BEGIN DATASET EXTRACT
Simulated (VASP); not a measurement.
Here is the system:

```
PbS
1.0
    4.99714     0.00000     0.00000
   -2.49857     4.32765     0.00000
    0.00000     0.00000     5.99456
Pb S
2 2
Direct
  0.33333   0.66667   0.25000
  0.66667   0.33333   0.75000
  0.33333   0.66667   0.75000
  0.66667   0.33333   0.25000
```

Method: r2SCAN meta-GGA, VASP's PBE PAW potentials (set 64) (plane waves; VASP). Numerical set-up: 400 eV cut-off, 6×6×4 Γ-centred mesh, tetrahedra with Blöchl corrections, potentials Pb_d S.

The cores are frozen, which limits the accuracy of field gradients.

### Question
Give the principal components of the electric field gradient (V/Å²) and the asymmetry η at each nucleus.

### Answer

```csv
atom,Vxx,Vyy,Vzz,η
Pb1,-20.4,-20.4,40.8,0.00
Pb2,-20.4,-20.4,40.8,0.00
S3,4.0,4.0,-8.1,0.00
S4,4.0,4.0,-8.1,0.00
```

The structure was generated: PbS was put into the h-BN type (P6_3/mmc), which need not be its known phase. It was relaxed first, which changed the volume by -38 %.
END DATASET EXTRACT

Could you please retype the lines from the start of the data through the line with "Method: r2SCAN meta-GGA, VASP's", both included, and nothing else?

Simulated (VASP); not a measurement.
Here is the system:

```
PbS
1.0
    4.99714     0.00000     0.00000
   -2.49857     4.32765     0.00000
    0.00000     0.00000     5.99456
Pb S
2 2
Direct
  0.33333   0.66667   0.25000
  0.66667   0.33333   0.75000
  0.33333   0.66667   0.75000
  0.66667   0.33333   0.25000
```

Method: r2SCAN meta-GGA, VASP's PBE PAW potentials (set 64) (plane waves; VASP). Numerical set-up: 400 eV cut-off, 6×6×4 Γ-centred mesh, tetrahedra with Blöchl corrections, potentials Pb_d S.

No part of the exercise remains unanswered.